WORK ITEM:
Print the listing below exactly as written.

DATASET ENTRIES:
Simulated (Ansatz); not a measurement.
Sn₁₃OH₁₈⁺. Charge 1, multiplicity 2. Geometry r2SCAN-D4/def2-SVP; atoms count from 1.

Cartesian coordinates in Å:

ANSWER SPACE:
Simulated (Ansatz); not a measurement.
Sn₁₃OH₁₈⁺. Charge 1, multiplicity 2. Geometry r2SCAN-D4/def2-SVP; atoms count from 1.

Cartesian coordinates in Å:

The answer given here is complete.